# [TASK ITEM]
Type out every entry again, character for character.

# [SUPPLIED INFORMATION]
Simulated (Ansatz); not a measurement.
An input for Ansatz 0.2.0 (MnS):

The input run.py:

# [PROBLEM SOLUTION]
Simulated (Ansatz); not a measurement.
An input for Ansatz 0.2.0 (MnS):

The input run.py:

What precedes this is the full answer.